=== Begin Enclosure ===

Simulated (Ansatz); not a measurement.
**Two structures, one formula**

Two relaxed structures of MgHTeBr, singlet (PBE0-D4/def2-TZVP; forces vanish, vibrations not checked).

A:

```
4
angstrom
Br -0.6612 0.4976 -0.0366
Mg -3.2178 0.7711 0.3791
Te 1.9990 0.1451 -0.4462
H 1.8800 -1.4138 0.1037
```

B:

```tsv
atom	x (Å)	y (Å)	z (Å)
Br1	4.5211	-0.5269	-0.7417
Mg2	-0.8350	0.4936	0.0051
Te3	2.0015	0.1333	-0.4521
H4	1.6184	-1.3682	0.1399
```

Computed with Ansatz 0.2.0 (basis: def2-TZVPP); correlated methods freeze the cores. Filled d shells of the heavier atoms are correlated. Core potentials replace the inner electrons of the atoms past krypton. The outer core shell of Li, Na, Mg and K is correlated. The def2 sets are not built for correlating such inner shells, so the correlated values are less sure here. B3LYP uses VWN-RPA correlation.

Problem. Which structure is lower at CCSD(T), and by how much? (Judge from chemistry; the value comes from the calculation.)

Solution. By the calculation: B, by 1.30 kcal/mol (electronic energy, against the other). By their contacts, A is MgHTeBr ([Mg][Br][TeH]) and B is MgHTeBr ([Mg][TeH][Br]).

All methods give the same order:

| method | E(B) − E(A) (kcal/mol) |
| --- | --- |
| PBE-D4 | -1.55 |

=== End Enclosure ===

You are asked to transcribe all of the data above exactly.

_Response box_
Simulated (Ansatz); not a measurement.
**Two structures, one formula**

Two relaxed structures of MgHTeBr, singlet (PBE0-D4/def2-TZVP; forces vanish, vibrations not checked).

A:

```
4
angstrom
Br -0.6612 0.4976 -0.0366
Mg -3.2178 0.7711 0.3791
Te 1.9990 0.1451 -0.4462
H 1.8800 -1.4138 0.1037
```

B:

```tsv
atom	x (Å)	y (Å)	z (Å)
Br1	4.5211	-0.5269	-0.7417
Mg2	-0.8350	0.4936	0.0051
Te3	2.0015	0.1333	-0.4521
H4	1.6184	-1.3682	0.1399
```

Computed with Ansatz 0.2.0 (basis: def2-TZVPP); correlated methods freeze the cores. Filled d shells of the heavier atoms are correlated. Core potentials replace the inner electrons of the atoms past krypton. The outer core shell of Li, Na, Mg and K is correlated. The def2 sets are not built for correlating such inner shells, so the correlated values are less sure here. B3LYP uses VWN-RPA correlation.

Problem. Which structure is lower at CCSD(T), and by how much? (Judge from chemistry; the value comes from the calculation.)

Solution. By the calculation: B, by 1.30 kcal/mol (electronic energy, against the other). By their contacts, A is MgHTeBr ([Mg][Br][TeH]) and B is MgHTeBr ([Mg][TeH][Br]).

All methods give the same order:

| method | E(B) − E(A) (kcal/mol) |
| --- | --- |
| PBE-D4 | -1.55 |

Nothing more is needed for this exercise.